» Work order
Return every line of the listing below, unchanged, from its first line to the line holding "In the figure: one", that line included.

** Opening Extracted entries block **

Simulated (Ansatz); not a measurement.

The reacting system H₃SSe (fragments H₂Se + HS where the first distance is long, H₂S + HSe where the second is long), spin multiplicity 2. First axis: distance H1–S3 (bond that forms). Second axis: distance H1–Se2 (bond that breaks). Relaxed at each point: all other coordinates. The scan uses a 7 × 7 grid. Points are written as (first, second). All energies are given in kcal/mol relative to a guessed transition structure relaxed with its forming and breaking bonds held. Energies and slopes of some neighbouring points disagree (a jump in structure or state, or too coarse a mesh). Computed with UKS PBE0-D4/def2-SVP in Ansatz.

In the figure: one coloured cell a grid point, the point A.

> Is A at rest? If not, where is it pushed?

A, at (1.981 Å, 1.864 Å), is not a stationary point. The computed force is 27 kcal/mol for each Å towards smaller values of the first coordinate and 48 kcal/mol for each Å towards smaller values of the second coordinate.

** Closing Extracted entries block **

» Problem solution
Simulated (Ansatz); not a measurement.

The reacting system H₃SSe (fragments H₂Se + HS where the first distance is long, H₂S + HSe where the second is long), spin multiplicity 2. First axis: distance H1–S3 (bond that forms). Second axis: distance H1–Se2 (bond that breaks). Relaxed at each point: all other coordinates. The scan uses a 7 × 7 grid. Points are written as (first, second). All energies are given in kcal/mol relative to a guessed transition structure relaxed with its forming and breaking bonds held. Energies and slopes of some neighbouring points disagree (a jump in structure or state, or too coarse a mesh). Computed with UKS PBE0-D4/def2-SVP in Ansatz.

In the figure: one coloured cell a grid point, the point A.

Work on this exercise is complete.